After the line containing "- Occupations: gaussian, width 0.01 eV", write nothing more; before it, reproduce every line of the material below exactly, starting with the first.

________________________
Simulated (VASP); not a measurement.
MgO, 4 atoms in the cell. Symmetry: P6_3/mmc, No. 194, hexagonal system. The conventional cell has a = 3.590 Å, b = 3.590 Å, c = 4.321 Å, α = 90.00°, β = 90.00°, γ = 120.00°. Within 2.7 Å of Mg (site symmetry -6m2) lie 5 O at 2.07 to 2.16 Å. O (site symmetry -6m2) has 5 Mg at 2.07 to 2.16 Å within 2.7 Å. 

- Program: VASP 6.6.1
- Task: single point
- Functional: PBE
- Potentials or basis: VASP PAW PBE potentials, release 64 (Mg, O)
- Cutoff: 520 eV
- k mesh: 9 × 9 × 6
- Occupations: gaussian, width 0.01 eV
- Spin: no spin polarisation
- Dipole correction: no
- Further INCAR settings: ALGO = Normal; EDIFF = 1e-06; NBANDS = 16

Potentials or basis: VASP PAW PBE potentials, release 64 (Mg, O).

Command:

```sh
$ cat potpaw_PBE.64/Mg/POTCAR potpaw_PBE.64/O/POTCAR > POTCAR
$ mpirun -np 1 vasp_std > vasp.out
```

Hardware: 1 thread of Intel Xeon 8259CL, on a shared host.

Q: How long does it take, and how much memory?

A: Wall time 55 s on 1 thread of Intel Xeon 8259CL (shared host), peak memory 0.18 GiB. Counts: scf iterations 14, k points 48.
________________________

__WRITTEN SOLUTION__:
Simulated (VASP); not a measurement.
MgO, 4 atoms in the cell. Symmetry: P6_3/mmc, No. 194, hexagonal system. The conventional cell has a = 3.590 Å, b = 3.590 Å, c = 4.321 Å, α = 90.00°, β = 90.00°, γ = 120.00°. Within 2.7 Å of Mg (site symmetry -6m2) lie 5 O at 2.07 to 2.16 Å. O (site symmetry -6m2) has 5 Mg at 2.07 to 2.16 Å within 2.7 Å. 

- Program: VASP 6.6.1
- Task: single point
- Functional: PBE
- Potentials or basis: VASP PAW PBE potentials, release 64 (Mg, O)
- Cutoff: 520 eV
- k mesh: 9 × 9 × 6
- Occupations: gaussian, width 0.01 eV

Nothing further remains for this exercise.